•••
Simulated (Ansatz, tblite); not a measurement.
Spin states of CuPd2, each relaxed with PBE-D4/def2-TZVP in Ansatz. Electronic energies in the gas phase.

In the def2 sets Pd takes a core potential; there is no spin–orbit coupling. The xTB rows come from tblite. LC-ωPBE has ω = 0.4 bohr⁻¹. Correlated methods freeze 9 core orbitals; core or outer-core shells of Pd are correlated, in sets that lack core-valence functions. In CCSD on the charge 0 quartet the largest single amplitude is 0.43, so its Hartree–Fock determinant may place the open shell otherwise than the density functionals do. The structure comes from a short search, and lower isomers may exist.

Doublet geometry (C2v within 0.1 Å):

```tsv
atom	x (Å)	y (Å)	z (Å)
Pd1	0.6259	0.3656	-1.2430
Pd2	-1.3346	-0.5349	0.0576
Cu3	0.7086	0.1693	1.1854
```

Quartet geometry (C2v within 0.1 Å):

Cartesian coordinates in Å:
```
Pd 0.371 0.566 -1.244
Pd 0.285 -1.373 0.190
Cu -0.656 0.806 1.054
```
•••

WORK ITEM
Each entry shown above must be retyped word for word.

EXERCISE RESULT
Simulated (Ansatz, tblite); not a measurement.
Spin states of CuPd2, each relaxed with PBE-D4/def2-TZVP in Ansatz. Electronic energies in the gas phase.

In the def2 sets Pd takes a core potential; there is no spin–orbit coupling. The xTB rows come from tblite. LC-ωPBE has ω = 0.4 bohr⁻¹. Correlated methods freeze 9 core orbitals; core or outer-core shells of Pd are correlated, in sets that lack core-valence functions. In CCSD on the charge 0 quartet the largest single amplitude is 0.43, so its Hartree–Fock determinant may place the open shell otherwise than the density functionals do. The structure comes from a short search, and lower isomers may exist.

Doublet geometry (C2v within 0.1 Å):

```tsv
atom	x (Å)	y (Å)	z (Å)
Pd1	0.6259	0.3656	-1.2430
Pd2	-1.3346	-0.5349	0.0576
Cu3	0.7086	0.1693	1.1854
```

Quartet geometry (C2v within 0.1 Å):

Cartesian coordinates in Å:
```
Pd 0.371 0.566 -1.244
Pd 0.285 -1.373 0.190
Cu -0.656 0.806 1.054
```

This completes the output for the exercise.